> Extracted data:
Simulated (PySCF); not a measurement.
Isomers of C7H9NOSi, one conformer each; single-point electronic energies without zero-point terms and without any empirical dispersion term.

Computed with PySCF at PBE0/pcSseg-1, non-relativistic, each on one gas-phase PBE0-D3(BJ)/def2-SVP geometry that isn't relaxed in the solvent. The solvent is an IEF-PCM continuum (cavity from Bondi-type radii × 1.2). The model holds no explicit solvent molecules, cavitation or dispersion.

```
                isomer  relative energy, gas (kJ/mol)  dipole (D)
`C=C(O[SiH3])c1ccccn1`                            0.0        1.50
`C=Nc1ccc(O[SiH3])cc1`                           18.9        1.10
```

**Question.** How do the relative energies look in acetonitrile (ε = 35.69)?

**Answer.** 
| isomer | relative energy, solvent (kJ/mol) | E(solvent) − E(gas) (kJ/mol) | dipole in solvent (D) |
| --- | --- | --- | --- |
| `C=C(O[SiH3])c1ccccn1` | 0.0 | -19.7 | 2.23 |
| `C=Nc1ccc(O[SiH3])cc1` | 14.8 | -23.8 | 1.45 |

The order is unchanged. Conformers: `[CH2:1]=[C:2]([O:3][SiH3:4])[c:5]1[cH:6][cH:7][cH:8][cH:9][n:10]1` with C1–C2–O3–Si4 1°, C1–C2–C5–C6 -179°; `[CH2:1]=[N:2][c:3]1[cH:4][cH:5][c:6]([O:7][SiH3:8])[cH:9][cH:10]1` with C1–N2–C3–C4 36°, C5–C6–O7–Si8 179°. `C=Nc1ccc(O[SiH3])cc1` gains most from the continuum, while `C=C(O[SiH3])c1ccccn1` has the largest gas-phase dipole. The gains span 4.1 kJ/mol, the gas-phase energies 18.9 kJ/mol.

> Work instruction: The answer must hold only the lines from the first line of the data through the line bearing "Isomers of C7H9NOSi, one", returned exactly.

> Exercise result:
Simulated (PySCF); not a measurement.
Isomers of C7H9NOSi, one conformer each; single-point electronic energies without zero-point terms and without any empirical dispersion term.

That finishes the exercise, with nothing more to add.